■ ■ ■ ■

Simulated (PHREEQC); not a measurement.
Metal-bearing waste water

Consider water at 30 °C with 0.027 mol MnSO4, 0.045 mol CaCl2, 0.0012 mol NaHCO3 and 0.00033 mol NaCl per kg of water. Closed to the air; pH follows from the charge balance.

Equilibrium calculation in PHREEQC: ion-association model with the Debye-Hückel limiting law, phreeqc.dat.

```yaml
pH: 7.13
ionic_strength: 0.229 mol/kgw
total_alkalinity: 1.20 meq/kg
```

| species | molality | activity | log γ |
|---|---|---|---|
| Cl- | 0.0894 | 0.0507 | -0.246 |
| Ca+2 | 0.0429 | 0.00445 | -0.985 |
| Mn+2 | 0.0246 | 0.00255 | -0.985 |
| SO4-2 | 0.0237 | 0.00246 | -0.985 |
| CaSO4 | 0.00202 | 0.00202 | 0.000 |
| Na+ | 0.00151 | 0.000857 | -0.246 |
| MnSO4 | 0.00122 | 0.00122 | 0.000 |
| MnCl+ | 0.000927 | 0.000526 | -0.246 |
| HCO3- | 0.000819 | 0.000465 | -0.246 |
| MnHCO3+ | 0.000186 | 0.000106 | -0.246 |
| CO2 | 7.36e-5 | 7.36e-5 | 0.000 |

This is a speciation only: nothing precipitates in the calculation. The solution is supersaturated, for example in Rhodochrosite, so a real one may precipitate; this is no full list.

■ ■ ■ ■

#### Activity:
An exact repetition of the material above is required, from its first line through the line holding "7.36e-5 | 0.000 |", with nothing added.

#### Reply:
Simulated (PHREEQC); not a measurement.
Metal-bearing waste water

Consider water at 30 °C with 0.027 mol MnSO4, 0.045 mol CaCl2, 0.0012 mol NaHCO3 and 0.00033 mol NaCl per kg of water. Closed to the air; pH follows from the charge balance.

Equilibrium calculation in PHREEQC: ion-association model with the Debye-Hückel limiting law, phreeqc.dat.

```yaml
pH: 7.13
ionic_strength: 0.229 mol/kgw
total_alkalinity: 1.20 meq/kg
```

| species | molality | activity | log γ |
|---|---|---|---|
| Cl- | 0.0894 | 0.0507 | -0.246 |
| Ca+2 | 0.0429 | 0.00445 | -0.985 |
| Mn+2 | 0.0246 | 0.00255 | -0.985 |
| SO4-2 | 0.0237 | 0.00246 | -0.985 |
| CaSO4 | 0.00202 | 0.00202 | 0.000 |
| Na+ | 0.00151 | 0.000857 | -0.246 |
| MnSO4 | 0.00122 | 0.00122 | 0.000 |
| MnCl+ | 0.000927 | 0.000526 | -0.246 |
| HCO3- | 0.000819 | 0.000465 | -0.246 |
| MnHCO3+ | 0.000186 | 0.000106 | -0.246 |
| CO2 | 7.36e-5 | 7.36e-5 | 0.000 |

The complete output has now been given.